» Information:

------------------------------------------------------------------------

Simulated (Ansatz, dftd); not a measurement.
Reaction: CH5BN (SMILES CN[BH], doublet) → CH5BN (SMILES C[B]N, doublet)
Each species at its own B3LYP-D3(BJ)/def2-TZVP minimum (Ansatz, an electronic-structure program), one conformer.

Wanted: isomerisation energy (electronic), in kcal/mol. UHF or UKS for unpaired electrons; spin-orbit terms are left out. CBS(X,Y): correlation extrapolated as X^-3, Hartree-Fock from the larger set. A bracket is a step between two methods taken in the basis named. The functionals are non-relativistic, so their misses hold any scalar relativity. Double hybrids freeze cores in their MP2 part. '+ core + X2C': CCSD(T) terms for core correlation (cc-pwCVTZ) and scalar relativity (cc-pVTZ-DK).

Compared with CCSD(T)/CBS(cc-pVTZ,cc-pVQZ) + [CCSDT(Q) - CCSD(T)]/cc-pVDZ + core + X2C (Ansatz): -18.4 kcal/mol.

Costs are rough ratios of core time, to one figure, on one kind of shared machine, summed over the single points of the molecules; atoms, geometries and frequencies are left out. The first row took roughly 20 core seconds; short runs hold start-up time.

------------------------------------------------------------------------

» Task item:
In the listing above, the lines from the one containing "Wanted: isomerisation energy" through the one containing "Compared with CCSD(T)/CBS(cc-pVTZ,cc-pVQZ)" must be set down exactly, with no other lines.

» Expected answer:
Wanted: isomerisation energy (electronic), in kcal/mol. UHF or UKS for unpaired electrons; spin-orbit terms are left out. CBS(X,Y): correlation extrapolated as X^-3, Hartree-Fock from the larger set. A bracket is a step between two methods taken in the basis named. The functionals are non-relativistic, so their misses hold any scalar relativity. Double hybrids freeze cores in their MP2 part. '+ core + X2C': CCSD(T) terms for core correlation (cc-pwCVTZ) and scalar relativity (cc-pVTZ-DK).

Compared with CCSD(T)/CBS(cc-pVTZ,cc-pVQZ) + [CCSDT(Q) - CCSD(T)]/cc-pVDZ + core + X2C (Ansatz): -18.4 kcal/mol.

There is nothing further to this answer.